▶ Assignment
Set down every record below exactly as it stands.

▶ Extracted material
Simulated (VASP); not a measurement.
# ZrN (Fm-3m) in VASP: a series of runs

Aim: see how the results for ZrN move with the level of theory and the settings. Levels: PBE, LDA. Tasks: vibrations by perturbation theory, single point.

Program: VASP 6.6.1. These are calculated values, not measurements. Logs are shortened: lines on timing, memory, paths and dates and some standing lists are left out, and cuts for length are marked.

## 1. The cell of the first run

▶ Response
Simulated (VASP); not a measurement.
# ZrN (Fm-3m) in VASP: a series of runs

Aim: see how the results for ZrN move with the level of theory and the settings. Levels: PBE, LDA. Tasks: vibrations by perturbation theory, single point.

Program: VASP 6.6.1. These are calculated values, not measurements. Logs are shortened: lines on timing, memory, paths and dates and some standing lists are left out, and cuts for length are marked.

## 1. The cell of the first run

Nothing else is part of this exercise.